*** Stored data ***

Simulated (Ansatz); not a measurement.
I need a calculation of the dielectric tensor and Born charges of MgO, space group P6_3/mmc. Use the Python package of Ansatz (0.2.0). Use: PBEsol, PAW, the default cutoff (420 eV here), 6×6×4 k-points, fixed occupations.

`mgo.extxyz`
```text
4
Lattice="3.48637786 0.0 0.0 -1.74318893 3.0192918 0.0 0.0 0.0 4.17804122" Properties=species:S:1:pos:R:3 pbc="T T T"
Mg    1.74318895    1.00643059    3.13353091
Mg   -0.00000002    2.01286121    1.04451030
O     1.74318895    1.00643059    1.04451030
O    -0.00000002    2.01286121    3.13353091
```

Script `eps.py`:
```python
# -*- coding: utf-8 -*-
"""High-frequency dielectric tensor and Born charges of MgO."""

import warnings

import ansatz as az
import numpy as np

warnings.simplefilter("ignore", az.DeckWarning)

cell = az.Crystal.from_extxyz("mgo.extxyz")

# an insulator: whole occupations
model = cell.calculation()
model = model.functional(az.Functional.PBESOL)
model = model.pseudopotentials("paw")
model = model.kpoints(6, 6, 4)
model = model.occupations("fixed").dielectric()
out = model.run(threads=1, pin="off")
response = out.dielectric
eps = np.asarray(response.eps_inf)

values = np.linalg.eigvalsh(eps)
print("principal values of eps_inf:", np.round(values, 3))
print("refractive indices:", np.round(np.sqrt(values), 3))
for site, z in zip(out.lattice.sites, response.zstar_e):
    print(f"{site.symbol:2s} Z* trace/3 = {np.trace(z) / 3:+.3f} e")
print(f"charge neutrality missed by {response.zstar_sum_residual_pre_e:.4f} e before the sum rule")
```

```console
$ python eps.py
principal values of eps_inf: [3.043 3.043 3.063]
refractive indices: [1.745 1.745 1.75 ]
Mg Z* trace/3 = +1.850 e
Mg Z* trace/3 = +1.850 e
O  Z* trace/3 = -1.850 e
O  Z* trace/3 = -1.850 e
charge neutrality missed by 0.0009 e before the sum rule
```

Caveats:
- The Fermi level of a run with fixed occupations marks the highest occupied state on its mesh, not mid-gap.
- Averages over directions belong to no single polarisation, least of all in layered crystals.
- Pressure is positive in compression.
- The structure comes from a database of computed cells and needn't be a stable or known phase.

*** End of Stored data ***

_Exercise_
Output the data exactly, from the first line through the line that holds "- The Fermi", so that no later line appears.

_Problem solution_
Simulated (Ansatz); not a measurement.
I need a calculation of the dielectric tensor and Born charges of MgO, space group P6_3/mmc. Use the Python package of Ansatz (0.2.0). Use: PBEsol, PAW, the default cutoff (420 eV here), 6×6×4 k-points, fixed occupations.

`mgo.extxyz`
```text
4
Lattice="3.48637786 0.0 0.0 -1.74318893 3.0192918 0.0 0.0 0.0 4.17804122" Properties=species:S:1:pos:R:3 pbc="T T T"
Mg    1.74318895    1.00643059    3.13353091
Mg   -0.00000002    2.01286121    1.04451030
O     1.74318895    1.00643059    1.04451030
O    -0.00000002    2.01286121    3.13353091
```

Script `eps.py`:
```python
# -*- coding: utf-8 -*-
"""High-frequency dielectric tensor and Born charges of MgO."""

import warnings

import ansatz as az
import numpy as np

warnings.simplefilter("ignore", az.DeckWarning)

cell = az.Crystal.from_extxyz("mgo.extxyz")

# an insulator: whole occupations
model = cell.calculation()
model = model.functional(az.Functional.PBESOL)
model = model.pseudopotentials("paw")
model = model.kpoints(6, 6, 4)
model = model.occupations("fixed").dielectric()
out = model.run(threads=1, pin="off")
response = out.dielectric
eps = np.asarray(response.eps_inf)

values = np.linalg.eigvalsh(eps)
print("principal values of eps_inf:", np.round(values, 3))
print("refractive indices:", np.round(np.sqrt(values), 3))
for site, z in zip(out.lattice.sites, response.zstar_e):
    print(f"{site.symbol:2s} Z* trace/3 = {np.trace(z) / 3:+.3f} e")
print(f"charge neutrality missed by {response.zstar_sum_residual_pre_e:.4f} e before the sum rule")
```

```console
$ python eps.py
principal values of eps_inf: [3.043 3.043 3.063]
refractive indices: [1.745 1.745 1.75 ]
Mg Z* trace/3 = +1.850 e
Mg Z* trace/3 = +1.850 e
O  Z* trace/3 = -1.850 e
O  Z* trace/3 = -1.850 e
charge neutrality missed by 0.0009 e before the sum rule
```

Caveats:
- The Fermi level of a run with fixed occupations marks the highest occupied state on its mesh, not mid-gap.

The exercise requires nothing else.